**Assigned task:** The records are to be reproduced verbatim.

**Provided records:**
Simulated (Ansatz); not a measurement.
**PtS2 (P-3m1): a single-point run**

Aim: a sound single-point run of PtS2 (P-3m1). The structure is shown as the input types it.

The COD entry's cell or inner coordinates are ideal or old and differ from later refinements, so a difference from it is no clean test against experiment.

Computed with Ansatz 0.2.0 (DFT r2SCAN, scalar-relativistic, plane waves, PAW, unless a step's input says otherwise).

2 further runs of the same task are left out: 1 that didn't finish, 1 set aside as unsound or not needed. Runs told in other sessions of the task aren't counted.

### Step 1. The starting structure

**Task answer:**
Simulated (Ansatz); not a measurement.
**PtS2 (P-3m1): a single-point run**

Aim: a sound single-point run of PtS2 (P-3m1). The structure is shown as the input types it.

The COD entry's cell or inner coordinates are ideal or old and differ from later refinements, so a difference from it is no clean test against experiment.

Computed with Ansatz 0.2.0 (DFT r2SCAN, scalar-relativistic, plane waves, PAW, unless a step's input says otherwise).

2 further runs of the same task are left out: 1 that didn't finish, 1 set aside as unsound or not needed. Runs told in other sessions of the task aren't counted.

### Step 1. The starting structure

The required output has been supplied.